========================================================================
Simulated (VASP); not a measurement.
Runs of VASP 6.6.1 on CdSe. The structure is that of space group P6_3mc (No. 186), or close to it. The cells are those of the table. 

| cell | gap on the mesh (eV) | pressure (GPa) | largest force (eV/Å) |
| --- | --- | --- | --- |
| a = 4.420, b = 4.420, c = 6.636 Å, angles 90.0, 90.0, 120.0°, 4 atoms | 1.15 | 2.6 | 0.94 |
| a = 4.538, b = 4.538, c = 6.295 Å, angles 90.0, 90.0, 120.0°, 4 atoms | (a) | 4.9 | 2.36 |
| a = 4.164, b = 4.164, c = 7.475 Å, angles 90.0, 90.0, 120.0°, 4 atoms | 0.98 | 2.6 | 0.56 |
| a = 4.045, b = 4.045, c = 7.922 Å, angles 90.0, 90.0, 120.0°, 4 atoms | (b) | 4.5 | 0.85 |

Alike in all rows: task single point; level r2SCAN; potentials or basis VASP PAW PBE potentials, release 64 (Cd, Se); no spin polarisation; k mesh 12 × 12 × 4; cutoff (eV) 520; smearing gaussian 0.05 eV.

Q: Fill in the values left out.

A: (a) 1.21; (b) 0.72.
========================================================================

**Work request:**
Output each line of the records above exactly, beginning at the first, and stop once the line containing "Q: Fill in the values left out." has been output.

**Problem solution:**
Simulated (VASP); not a measurement.
Runs of VASP 6.6.1 on CdSe. The structure is that of space group P6_3mc (No. 186), or close to it. The cells are those of the table. 

| cell | gap on the mesh (eV) | pressure (GPa) | largest force (eV/Å) |
| --- | --- | --- | --- |
| a = 4.420, b = 4.420, c = 6.636 Å, angles 90.0, 90.0, 120.0°, 4 atoms | 1.15 | 2.6 | 0.94 |
| a = 4.538, b = 4.538, c = 6.295 Å, angles 90.0, 90.0, 120.0°, 4 atoms | (a) | 4.9 | 2.36 |
| a = 4.164, b = 4.164, c = 7.475 Å, angles 90.0, 90.0, 120.0°, 4 atoms | 0.98 | 2.6 | 0.56 |
| a = 4.045, b = 4.045, c = 7.922 Å, angles 90.0, 90.0, 120.0°, 4 atoms | (b) | 4.5 | 0.85 |

Alike in all rows: task single point; level r2SCAN; potentials or basis VASP PAW PBE potentials, release 64 (Cd, Se); no spin polarisation; k mesh 12 × 12 × 4; cutoff (eV) 520; smearing gaussian 0.05 eV.

Q: Fill in the values left out.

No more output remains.